Using the listing below, copy exactly the lines from the one containing "Inputs (values chosen" to the one containing "dd = 0.05000", both lines included, and no others.

----- LISTED RECORDS

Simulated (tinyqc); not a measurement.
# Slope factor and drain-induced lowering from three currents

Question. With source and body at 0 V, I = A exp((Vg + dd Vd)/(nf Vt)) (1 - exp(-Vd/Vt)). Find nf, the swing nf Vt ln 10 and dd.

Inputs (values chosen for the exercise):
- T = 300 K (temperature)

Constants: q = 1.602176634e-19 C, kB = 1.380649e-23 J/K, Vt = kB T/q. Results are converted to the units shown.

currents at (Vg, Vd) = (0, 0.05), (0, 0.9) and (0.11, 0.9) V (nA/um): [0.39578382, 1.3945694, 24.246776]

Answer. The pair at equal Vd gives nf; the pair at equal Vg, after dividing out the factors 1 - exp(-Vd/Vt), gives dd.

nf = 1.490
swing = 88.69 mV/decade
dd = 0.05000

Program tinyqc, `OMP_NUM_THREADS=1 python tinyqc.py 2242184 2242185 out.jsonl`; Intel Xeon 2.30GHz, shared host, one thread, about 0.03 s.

----------

## EXERCISE RESPONSE
Inputs (values chosen for the exercise):
- T = 300 K (temperature)

Constants: q = 1.602176634e-19 C, kB = 1.380649e-23 J/K, Vt = kB T/q. Results are converted to the units shown.

currents at (Vg, Vd) = (0, 0.05), (0, 0.9) and (0.11, 0.9) V (nA/um): [0.39578382, 1.3945694, 24.246776]

Answer. The pair at equal Vd gives nf; the pair at equal Vg, after dividing out the factors 1 - exp(-Vd/Vt), gives dd.

nf = 1.490
swing = 88.69 mV/decade
dd = 0.05000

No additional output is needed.